DATA EXTRACTS:
================
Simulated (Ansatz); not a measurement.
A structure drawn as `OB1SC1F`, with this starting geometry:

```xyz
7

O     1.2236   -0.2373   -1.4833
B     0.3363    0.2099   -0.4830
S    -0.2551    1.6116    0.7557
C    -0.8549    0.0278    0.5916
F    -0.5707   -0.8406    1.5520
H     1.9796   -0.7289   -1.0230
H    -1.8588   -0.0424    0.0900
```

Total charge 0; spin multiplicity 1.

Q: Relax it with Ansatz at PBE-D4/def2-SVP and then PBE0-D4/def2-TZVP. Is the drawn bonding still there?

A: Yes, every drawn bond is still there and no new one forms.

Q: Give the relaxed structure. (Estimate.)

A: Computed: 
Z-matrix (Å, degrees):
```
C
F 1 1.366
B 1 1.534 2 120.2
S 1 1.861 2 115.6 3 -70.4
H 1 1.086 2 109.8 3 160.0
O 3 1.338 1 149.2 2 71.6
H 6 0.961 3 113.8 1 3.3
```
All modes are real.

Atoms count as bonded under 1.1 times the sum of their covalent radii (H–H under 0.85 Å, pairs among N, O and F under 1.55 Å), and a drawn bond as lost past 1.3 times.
================

What you need to do is repeat every record above exactly.

ANSWER SECTION:
Simulated (Ansatz); not a measurement.
A structure drawn as `OB1SC1F`, with this starting geometry:

```xyz
7

O     1.2236   -0.2373   -1.4833
B     0.3363    0.2099   -0.4830
S    -0.2551    1.6116    0.7557
C    -0.8549    0.0278    0.5916
F    -0.5707   -0.8406    1.5520
H     1.9796   -0.7289   -1.0230
H    -1.8588   -0.0424    0.0900
```

Total charge 0; spin multiplicity 1.

Q: Relax it with Ansatz at PBE-D4/def2-SVP and then PBE0-D4/def2-TZVP. Is the drawn bonding still there?

A: Yes, every drawn bond is still there and no new one forms.

Q: Give the relaxed structure. (Estimate.)

A: Computed: 
Z-matrix (Å, degrees):
```
C
F 1 1.366
B 1 1.534 2 120.2
S 1 1.861 2 115.6 3 -70.4
H 1 1.086 2 109.8 3 160.0
O 3 1.338 1 149.2 2 71.6
H 6 0.961 3 113.8 1 3.3
```
All modes are real.

Atoms count as bonded under 1.1 times the sum of their covalent radii (H–H under 0.85 Å, pairs among N, O and F under 1.55 Å), and a drawn bond as lost past 1.3 times.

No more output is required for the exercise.